> _Action item_
Reproduce exactly, and only, the lines running from the start of the entries below to the line containing "The runs below".

****************
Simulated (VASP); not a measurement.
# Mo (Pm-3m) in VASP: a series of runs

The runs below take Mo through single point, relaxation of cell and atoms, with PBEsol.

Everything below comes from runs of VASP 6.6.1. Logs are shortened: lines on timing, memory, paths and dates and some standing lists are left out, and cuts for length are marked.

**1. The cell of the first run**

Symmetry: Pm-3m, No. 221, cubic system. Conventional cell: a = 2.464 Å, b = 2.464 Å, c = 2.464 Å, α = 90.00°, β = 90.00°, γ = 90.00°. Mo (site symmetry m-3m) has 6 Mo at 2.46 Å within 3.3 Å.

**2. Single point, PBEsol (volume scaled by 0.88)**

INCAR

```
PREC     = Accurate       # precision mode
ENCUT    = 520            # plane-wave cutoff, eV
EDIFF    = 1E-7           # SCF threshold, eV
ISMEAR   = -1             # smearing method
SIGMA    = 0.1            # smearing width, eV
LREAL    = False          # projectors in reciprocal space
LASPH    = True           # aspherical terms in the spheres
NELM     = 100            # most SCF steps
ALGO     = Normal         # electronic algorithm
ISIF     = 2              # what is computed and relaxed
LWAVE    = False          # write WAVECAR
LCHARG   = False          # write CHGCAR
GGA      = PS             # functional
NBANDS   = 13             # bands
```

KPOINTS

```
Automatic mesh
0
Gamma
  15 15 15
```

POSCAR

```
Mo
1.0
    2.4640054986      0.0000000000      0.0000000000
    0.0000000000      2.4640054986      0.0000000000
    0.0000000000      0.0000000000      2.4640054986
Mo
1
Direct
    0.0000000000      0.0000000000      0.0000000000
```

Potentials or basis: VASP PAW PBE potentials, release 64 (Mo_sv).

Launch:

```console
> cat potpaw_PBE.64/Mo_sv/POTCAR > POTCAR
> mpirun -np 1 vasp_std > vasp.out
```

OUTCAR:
****************

> _Answer section_
Simulated (VASP); not a measurement.
# Mo (Pm-3m) in VASP: a series of runs

The runs below take Mo through single point, relaxation of cell and atoms, with PBEsol.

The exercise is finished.